» Work task
A verbatim copy of every entry is required.

» Extracted data
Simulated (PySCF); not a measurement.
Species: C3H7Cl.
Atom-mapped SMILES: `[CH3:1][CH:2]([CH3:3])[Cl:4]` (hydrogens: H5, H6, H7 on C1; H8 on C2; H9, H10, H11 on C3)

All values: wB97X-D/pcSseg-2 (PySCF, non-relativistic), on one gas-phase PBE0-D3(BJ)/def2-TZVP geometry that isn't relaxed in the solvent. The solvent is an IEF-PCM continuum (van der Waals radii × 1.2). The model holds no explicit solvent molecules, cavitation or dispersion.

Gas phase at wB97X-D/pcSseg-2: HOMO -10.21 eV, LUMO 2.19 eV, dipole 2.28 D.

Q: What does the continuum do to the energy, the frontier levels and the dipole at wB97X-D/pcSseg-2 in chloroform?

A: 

» Written response
Simulated (PySCF); not a measurement.
Species: C3H7Cl.
Atom-mapped SMILES: `[CH3:1][CH:2]([CH3:3])[Cl:4]` (hydrogens: H5, H6, H7 on C1; H8 on C2; H9, H10, H11 on C3)

All values: wB97X-D/pcSseg-2 (PySCF, non-relativistic), on one gas-phase PBE0-D3(BJ)/def2-TZVP geometry that isn't relaxed in the solvent. The solvent is an IEF-PCM continuum (van der Waals radii × 1.2). The model holds no explicit solvent molecules, cavitation or dispersion.

Gas phase at wB97X-D/pcSseg-2: HOMO -10.21 eV, LUMO 2.19 eV, dipole 2.28 D.

Q: What does the continuum do to the energy, the frontier levels and the dipole at wB97X-D/pcSseg-2 in chloroform?

A: 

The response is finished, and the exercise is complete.